# Activity
Write out exactly the lines of the entries below, from the first through the line containing "Geometries of 2", and nothing beyond them.

** Opening Input data block **
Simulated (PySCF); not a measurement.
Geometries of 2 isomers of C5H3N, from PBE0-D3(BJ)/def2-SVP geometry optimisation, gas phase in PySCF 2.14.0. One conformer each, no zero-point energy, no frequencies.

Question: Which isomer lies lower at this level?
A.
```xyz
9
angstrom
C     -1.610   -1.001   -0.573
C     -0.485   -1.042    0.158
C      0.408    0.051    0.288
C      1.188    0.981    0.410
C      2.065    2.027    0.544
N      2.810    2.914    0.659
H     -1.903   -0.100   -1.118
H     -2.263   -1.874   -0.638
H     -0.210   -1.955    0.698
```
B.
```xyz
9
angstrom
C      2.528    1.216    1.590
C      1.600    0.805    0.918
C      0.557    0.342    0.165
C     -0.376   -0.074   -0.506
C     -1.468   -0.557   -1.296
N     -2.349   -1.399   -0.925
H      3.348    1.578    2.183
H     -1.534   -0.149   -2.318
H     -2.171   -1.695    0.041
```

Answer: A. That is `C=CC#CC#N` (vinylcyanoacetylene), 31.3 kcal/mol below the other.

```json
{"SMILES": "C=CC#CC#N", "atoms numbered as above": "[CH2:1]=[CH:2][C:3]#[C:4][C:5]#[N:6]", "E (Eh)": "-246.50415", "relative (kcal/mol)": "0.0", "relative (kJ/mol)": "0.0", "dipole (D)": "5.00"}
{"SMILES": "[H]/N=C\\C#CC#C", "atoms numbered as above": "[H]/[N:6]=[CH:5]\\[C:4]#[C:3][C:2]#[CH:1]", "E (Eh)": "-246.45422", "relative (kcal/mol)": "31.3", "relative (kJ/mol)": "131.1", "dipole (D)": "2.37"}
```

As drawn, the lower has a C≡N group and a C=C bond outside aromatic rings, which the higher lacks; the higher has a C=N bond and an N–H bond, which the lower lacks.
** Closing Input data block **

# Written answer
Simulated (PySCF); not a measurement.
Geometries of 2 isomers of C5H3N, from PBE0-D3(BJ)/def2-SVP geometry optimisation, gas phase in PySCF 2.14.0. One conformer each, no zero-point energy, no frequencies.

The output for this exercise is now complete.